**Work order:** As the answer, set down the lines below from the one containing "A. level LDA;" through the one containing "C. level PBE;", exactly and inclusively, and no others.

**The data:**
# # #
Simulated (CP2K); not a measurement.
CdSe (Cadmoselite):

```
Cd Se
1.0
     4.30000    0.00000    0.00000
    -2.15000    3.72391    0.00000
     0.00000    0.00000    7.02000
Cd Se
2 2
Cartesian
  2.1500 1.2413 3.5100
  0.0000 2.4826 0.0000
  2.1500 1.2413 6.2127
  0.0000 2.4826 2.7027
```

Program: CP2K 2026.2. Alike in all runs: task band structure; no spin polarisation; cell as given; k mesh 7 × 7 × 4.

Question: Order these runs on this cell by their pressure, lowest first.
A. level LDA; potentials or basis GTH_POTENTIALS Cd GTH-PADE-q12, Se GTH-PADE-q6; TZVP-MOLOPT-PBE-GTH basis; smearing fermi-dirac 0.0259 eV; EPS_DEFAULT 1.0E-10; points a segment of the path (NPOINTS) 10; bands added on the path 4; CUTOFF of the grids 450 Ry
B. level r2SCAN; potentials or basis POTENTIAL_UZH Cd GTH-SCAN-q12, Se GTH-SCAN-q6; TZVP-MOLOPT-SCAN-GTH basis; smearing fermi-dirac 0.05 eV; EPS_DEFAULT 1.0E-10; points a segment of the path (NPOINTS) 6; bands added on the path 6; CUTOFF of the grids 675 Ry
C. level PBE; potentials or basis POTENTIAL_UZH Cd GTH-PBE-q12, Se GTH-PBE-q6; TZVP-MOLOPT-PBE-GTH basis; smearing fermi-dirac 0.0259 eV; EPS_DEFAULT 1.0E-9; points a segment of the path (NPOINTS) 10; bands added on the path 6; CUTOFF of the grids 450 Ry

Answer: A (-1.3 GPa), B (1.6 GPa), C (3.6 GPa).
# # #

**Reply:**
A. level LDA; potentials or basis GTH_POTENTIALS Cd GTH-PADE-q12, Se GTH-PADE-q6; TZVP-MOLOPT-PBE-GTH basis; smearing fermi-dirac 0.0259 eV; EPS_DEFAULT 1.0E-10; points a segment of the path (NPOINTS) 10; bands added on the path 4; CUTOFF of the grids 450 Ry
B. level r2SCAN; potentials or basis POTENTIAL_UZH Cd GTH-SCAN-q12, Se GTH-SCAN-q6; TZVP-MOLOPT-SCAN-GTH basis; smearing fermi-dirac 0.05 eV; EPS_DEFAULT 1.0E-10; points a segment of the path (NPOINTS) 6; bands added on the path 6; CUTOFF of the grids 675 Ry
C. level PBE; potentials or basis POTENTIAL_UZH Cd GTH-PBE-q12, Se GTH-PBE-q6; TZVP-MOLOPT-PBE-GTH basis; smearing fermi-dirac 0.0259 eV; EPS_DEFAULT 1.0E-9; points a segment of the path (NPOINTS) 10; bands added on the path 6; CUTOFF of the grids 450 Ry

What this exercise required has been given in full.